Task item :: Reproduce only what lies between the first line of the material below and the line containing "Calculation: CAM-B3LYP/def2-TZVP (PySCF", with both of those lines included and every line kept exact.

**** Supplied records

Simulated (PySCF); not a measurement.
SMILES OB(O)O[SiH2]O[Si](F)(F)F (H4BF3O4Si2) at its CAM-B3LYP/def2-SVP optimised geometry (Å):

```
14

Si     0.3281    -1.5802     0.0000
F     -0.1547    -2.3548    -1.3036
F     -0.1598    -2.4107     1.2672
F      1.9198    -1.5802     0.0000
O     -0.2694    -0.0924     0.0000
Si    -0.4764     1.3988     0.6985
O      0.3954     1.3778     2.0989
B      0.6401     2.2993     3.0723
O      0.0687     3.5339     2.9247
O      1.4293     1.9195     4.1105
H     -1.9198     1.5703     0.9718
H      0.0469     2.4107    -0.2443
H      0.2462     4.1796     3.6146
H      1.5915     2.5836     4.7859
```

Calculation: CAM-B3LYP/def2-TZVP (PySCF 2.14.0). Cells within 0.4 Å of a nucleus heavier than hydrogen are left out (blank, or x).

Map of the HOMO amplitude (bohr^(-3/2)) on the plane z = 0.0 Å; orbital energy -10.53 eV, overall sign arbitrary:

********

Written answer ::
Simulated (PySCF); not a measurement.
SMILES OB(O)O[SiH2]O[Si](F)(F)F (H4BF3O4Si2) at its CAM-B3LYP/def2-SVP optimised geometry (Å):

```
14

Si     0.3281    -1.5802     0.0000
F     -0.1547    -2.3548    -1.3036
F     -0.1598    -2.4107     1.2672
F      1.9198    -1.5802     0.0000
O     -0.2694    -0.0924     0.0000
Si    -0.4764     1.3988     0.6985
O      0.3954     1.3778     2.0989
B      0.6401     2.2993     3.0723
O      0.0687     3.5339     2.9247
O      1.4293     1.9195     4.1105
H     -1.9198     1.5703     0.9718
H      0.0469     2.4107    -0.2443
H      0.2462     4.1796     3.6146
H      1.5915     2.5836     4.7859
```

Calculation: CAM-B3LYP/def2-TZVP (PySCF 2.14.0). Cells within 0.4 Å of a nucleus heavier than hydrogen are left out (blank, or x).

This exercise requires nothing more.